__ENTRIES SHOWN__:
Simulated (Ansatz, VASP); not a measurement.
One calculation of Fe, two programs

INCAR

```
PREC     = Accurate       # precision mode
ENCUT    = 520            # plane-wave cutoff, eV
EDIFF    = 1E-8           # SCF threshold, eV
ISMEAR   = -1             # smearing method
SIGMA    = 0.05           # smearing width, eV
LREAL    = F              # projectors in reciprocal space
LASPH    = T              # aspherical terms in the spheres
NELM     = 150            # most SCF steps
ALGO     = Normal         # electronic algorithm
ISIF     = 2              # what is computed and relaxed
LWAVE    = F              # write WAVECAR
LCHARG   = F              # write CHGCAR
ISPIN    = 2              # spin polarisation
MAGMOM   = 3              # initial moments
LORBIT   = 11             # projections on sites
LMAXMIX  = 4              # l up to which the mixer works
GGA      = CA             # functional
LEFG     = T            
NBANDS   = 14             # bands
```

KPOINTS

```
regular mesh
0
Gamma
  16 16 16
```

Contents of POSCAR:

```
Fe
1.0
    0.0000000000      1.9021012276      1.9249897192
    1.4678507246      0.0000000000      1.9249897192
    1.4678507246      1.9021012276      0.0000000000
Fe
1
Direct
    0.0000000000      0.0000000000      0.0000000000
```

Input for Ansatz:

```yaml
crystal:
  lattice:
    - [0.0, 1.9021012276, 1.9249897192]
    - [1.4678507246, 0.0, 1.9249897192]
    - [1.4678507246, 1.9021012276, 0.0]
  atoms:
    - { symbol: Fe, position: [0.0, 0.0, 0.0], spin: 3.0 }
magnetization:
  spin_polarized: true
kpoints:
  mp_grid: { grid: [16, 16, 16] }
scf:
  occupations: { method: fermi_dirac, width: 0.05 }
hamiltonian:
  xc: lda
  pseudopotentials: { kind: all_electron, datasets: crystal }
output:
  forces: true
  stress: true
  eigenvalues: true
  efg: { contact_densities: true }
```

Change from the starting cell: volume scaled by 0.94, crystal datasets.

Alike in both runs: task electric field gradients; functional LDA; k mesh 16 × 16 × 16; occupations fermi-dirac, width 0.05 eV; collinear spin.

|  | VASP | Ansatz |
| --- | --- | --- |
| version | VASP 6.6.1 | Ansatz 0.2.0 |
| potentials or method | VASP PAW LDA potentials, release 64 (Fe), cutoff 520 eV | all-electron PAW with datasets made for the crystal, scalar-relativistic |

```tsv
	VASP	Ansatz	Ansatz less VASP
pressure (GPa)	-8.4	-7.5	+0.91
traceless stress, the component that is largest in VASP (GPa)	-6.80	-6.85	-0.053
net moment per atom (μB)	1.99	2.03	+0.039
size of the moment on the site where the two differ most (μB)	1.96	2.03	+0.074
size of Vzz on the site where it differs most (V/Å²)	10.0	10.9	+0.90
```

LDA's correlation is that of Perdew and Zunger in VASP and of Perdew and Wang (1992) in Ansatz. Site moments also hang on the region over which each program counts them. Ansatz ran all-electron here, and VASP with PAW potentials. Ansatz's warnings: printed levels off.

__ASSIGNMENT__: Output, please, only the lines running from the start of the entries through the line that contains "crystal, scalar-relativistic |", including both of those lines.

__TASK SOLUTION__:
Simulated (Ansatz, VASP); not a measurement.
One calculation of Fe, two programs

INCAR

```
PREC     = Accurate       # precision mode
ENCUT    = 520            # plane-wave cutoff, eV
EDIFF    = 1E-8           # SCF threshold, eV
ISMEAR   = -1             # smearing method
SIGMA    = 0.05           # smearing width, eV
LREAL    = F              # projectors in reciprocal space
LASPH    = T              # aspherical terms in the spheres
NELM     = 150            # most SCF steps
ALGO     = Normal         # electronic algorithm
ISIF     = 2              # what is computed and relaxed
LWAVE    = F              # write WAVECAR
LCHARG   = F              # write CHGCAR
ISPIN    = 2              # spin polarisation
MAGMOM   = 3              # initial moments
LORBIT   = 11             # projections on sites
LMAXMIX  = 4              # l up to which the mixer works
GGA      = CA             # functional
LEFG     = T            
NBANDS   = 14             # bands
```

KPOINTS

```
regular mesh
0
Gamma
  16 16 16
```

Contents of POSCAR:

```
Fe
1.0
    0.0000000000      1.9021012276      1.9249897192
    1.4678507246      0.0000000000      1.9249897192
    1.4678507246      1.9021012276      0.0000000000
Fe
1
Direct
    0.0000000000      0.0000000000      0.0000000000
```

Input for Ansatz:

```yaml
crystal:
  lattice:
    - [0.0, 1.9021012276, 1.9249897192]
    - [1.4678507246, 0.0, 1.9249897192]
    - [1.4678507246, 1.9021012276, 0.0]
  atoms:
    - { symbol: Fe, position: [0.0, 0.0, 0.0], spin: 3.0 }
magnetization:
  spin_polarized: true
kpoints:
  mp_grid: { grid: [16, 16, 16] }
scf:
  occupations: { method: fermi_dirac, width: 0.05 }
hamiltonian:
  xc: lda
  pseudopotentials: { kind: all_electron, datasets: crystal }
output:
  forces: true
  stress: true
  eigenvalues: true
  efg: { contact_densities: true }
```

Change from the starting cell: volume scaled by 0.94, crystal datasets.

Alike in both runs: task electric field gradients; functional LDA; k mesh 16 × 16 × 16; occupations fermi-dirac, width 0.05 eV; collinear spin.

|  | VASP | Ansatz |
| --- | --- | --- |
| version | VASP 6.6.1 | Ansatz 0.2.0 |
| potentials or method | VASP PAW LDA potentials, release 64 (Fe), cutoff 520 eV | all-electron PAW with datasets made for the crystal, scalar-relativistic |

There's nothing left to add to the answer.